> [INFORMATION SHOWN]:
--------

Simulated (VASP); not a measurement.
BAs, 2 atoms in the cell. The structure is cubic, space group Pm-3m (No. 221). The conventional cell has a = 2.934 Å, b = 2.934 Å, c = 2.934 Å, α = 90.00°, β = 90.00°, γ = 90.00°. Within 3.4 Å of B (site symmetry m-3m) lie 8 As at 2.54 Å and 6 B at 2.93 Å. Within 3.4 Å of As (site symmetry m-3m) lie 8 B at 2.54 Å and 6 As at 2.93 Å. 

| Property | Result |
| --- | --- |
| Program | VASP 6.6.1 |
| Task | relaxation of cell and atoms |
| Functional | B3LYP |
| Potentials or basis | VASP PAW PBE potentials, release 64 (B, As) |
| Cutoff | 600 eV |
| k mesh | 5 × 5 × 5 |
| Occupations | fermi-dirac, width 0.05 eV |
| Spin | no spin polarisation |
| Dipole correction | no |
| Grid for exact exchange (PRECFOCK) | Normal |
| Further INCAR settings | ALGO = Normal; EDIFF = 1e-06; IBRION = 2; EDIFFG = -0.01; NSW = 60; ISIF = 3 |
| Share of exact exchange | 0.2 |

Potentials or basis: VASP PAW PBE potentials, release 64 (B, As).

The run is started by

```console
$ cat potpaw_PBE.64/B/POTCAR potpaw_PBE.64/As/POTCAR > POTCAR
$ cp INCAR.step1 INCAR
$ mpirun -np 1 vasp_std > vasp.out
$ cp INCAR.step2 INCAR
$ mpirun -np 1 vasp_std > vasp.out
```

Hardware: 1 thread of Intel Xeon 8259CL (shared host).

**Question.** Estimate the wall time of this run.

--------

> [WORK REQUEST]:
Could you repeat every record above exactly as it stands?

> [RESPONSE]:
Simulated (VASP); not a measurement.
BAs, 2 atoms in the cell. The structure is cubic, space group Pm-3m (No. 221). The conventional cell has a = 2.934 Å, b = 2.934 Å, c = 2.934 Å, α = 90.00°, β = 90.00°, γ = 90.00°. Within 3.4 Å of B (site symmetry m-3m) lie 8 As at 2.54 Å and 6 B at 2.93 Å. Within 3.4 Å of As (site symmetry m-3m) lie 8 B at 2.54 Å and 6 As at 2.93 Å. 

| Property | Result |
| --- | --- |
| Program | VASP 6.6.1 |
| Task | relaxation of cell and atoms |
| Functional | B3LYP |
| Potentials or basis | VASP PAW PBE potentials, release 64 (B, As) |
| Cutoff | 600 eV |
| k mesh | 5 × 5 × 5 |
| Occupations | fermi-dirac, width 0.05 eV |
| Spin | no spin polarisation |
| Dipole correction | no |
| Grid for exact exchange (PRECFOCK) | Normal |
| Further INCAR settings | ALGO = Normal; EDIFF = 1e-06; IBRION = 2; EDIFFG = -0.01; NSW = 60; ISIF = 3 |
| Share of exact exchange | 0.2 |

Potentials or basis: VASP PAW PBE potentials, release 64 (B, As).

The run is started by

```console
$ cat potpaw_PBE.64/B/POTCAR potpaw_PBE.64/As/POTCAR > POTCAR
$ cp INCAR.step1 INCAR
$ mpirun -np 1 vasp_std > vasp.out
$ cp INCAR.step2 INCAR
$ mpirun -np 1 vasp_std > vasp.out
```

Hardware: 1 thread of Intel Xeon 8259CL (shared host).

**Question.** Estimate the wall time of this run.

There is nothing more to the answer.